- _Data shown_
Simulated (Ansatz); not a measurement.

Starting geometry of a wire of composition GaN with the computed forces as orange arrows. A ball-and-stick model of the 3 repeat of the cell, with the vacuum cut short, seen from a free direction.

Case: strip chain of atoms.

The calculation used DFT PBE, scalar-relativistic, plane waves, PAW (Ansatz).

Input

- _Activity_
All of the material must be written out again exactly.

- _Answer area_
Simulated (Ansatz); not a measurement.

Starting geometry of a wire of composition GaN with the computed forces as orange arrows. A ball-and-stick model of the 3 repeat of the cell, with the vacuum cut short, seen from a free direction.

Case: strip chain of atoms.

The calculation used DFT PBE, scalar-relativistic, plane waves, PAW (Ansatz).

Input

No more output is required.